════════════════

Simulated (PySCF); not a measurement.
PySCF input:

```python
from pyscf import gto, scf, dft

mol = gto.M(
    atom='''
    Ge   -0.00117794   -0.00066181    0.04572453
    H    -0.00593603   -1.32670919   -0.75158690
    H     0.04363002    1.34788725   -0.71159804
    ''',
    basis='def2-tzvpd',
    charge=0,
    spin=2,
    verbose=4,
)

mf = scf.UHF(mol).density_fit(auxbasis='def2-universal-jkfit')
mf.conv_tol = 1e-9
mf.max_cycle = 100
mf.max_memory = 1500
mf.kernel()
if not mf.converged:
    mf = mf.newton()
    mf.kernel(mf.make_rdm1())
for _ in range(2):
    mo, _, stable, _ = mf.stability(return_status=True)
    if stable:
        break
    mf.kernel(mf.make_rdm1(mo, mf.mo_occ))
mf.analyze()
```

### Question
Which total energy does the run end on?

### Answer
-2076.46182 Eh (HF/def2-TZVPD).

════════════════

▶ [WORK ITEM]:
Return the whole listing exactly.

▶ [WRITTEN SOLUTION]:
Simulated (PySCF); not a measurement.
PySCF input:

```python
from pyscf import gto, scf, dft

mol = gto.M(
    atom='''
    Ge   -0.00117794   -0.00066181    0.04572453
    H    -0.00593603   -1.32670919   -0.75158690
    H     0.04363002    1.34788725   -0.71159804
    ''',
    basis='def2-tzvpd',
    charge=0,
    spin=2,
    verbose=4,
)

mf = scf.UHF(mol).density_fit(auxbasis='def2-universal-jkfit')
mf.conv_tol = 1e-9
mf.max_cycle = 100
mf.max_memory = 1500
mf.kernel()
if not mf.converged:
    mf = mf.newton()
    mf.kernel(mf.make_rdm1())
for _ in range(2):
    mo, _, stable, _ = mf.stability(return_status=True)
    if stable:
        break
    mf.kernel(mf.make_rdm1(mo, mf.mo_occ))
mf.analyze()
```

### Question
Which total energy does the run end on?

### Answer
-2076.46182 Eh (HF/def2-TZVPD).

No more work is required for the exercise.